## Data listing
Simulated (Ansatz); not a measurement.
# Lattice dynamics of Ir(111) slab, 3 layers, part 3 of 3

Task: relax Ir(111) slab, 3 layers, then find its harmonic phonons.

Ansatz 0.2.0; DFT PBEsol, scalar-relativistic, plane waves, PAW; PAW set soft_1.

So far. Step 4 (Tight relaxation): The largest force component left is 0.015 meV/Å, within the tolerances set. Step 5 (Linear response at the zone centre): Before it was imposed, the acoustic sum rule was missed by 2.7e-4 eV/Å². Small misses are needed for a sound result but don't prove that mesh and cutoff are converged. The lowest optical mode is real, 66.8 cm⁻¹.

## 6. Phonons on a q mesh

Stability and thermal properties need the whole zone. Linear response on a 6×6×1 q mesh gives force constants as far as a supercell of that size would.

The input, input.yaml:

## Work task
Reproduce all of the records precisely. No word may differ.

## Answer space
Simulated (Ansatz); not a measurement.
# Lattice dynamics of Ir(111) slab, 3 layers, part 3 of 3

Task: relax Ir(111) slab, 3 layers, then find its harmonic phonons.

Ansatz 0.2.0; DFT PBEsol, scalar-relativistic, plane waves, PAW; PAW set soft_1.

So far. Step 4 (Tight relaxation): The largest force component left is 0.015 meV/Å, within the tolerances set. Step 5 (Linear response at the zone centre): Before it was imposed, the acoustic sum rule was missed by 2.7e-4 eV/Å². Small misses are needed for a sound result but don't prove that mesh and cutoff are converged. The lowest optical mode is real, 66.8 cm⁻¹.

## 6. Phonons on a q mesh

Stability and thermal properties need the whole zone. Linear response on a 6×6×1 q mesh gives force constants as far as a supercell of that size would.

The input, input.yaml:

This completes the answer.